=== Record extracts ===

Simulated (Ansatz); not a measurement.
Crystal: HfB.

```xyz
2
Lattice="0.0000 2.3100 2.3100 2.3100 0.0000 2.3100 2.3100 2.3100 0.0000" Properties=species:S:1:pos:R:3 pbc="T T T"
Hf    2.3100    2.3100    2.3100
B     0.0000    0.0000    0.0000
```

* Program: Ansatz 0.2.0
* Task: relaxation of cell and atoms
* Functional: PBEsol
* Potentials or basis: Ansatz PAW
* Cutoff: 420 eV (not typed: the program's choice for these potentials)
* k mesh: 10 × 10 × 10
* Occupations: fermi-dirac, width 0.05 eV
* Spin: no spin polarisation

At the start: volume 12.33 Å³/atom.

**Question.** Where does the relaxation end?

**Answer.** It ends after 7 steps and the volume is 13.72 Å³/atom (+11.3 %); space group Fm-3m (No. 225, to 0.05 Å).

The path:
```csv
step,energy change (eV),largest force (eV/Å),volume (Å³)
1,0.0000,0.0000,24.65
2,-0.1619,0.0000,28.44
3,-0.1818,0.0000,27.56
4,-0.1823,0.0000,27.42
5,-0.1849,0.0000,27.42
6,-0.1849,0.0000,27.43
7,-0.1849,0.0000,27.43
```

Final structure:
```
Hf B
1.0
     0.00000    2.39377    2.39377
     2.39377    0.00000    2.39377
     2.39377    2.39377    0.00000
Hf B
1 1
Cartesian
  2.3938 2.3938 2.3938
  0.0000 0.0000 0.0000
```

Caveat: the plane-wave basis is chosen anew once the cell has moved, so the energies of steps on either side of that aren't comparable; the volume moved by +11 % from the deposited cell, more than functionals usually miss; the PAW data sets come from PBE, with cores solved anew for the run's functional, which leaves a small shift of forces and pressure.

===

● Work item: Print exactly the lines from the beginning of the entries through the line with "10 × 10 × 10". Output nothing more.

● Response area:
Simulated (Ansatz); not a measurement.
Crystal: HfB.

```xyz
2
Lattice="0.0000 2.3100 2.3100 2.3100 0.0000 2.3100 2.3100 2.3100 0.0000" Properties=species:S:1:pos:R:3 pbc="T T T"
Hf    2.3100    2.3100    2.3100
B     0.0000    0.0000    0.0000
```

* Program: Ansatz 0.2.0
* Task: relaxation of cell and atoms
* Functional: PBEsol
* Potentials or basis: Ansatz PAW
* Cutoff: 420 eV (not typed: the program's choice for these potentials)
* k mesh: 10 × 10 × 10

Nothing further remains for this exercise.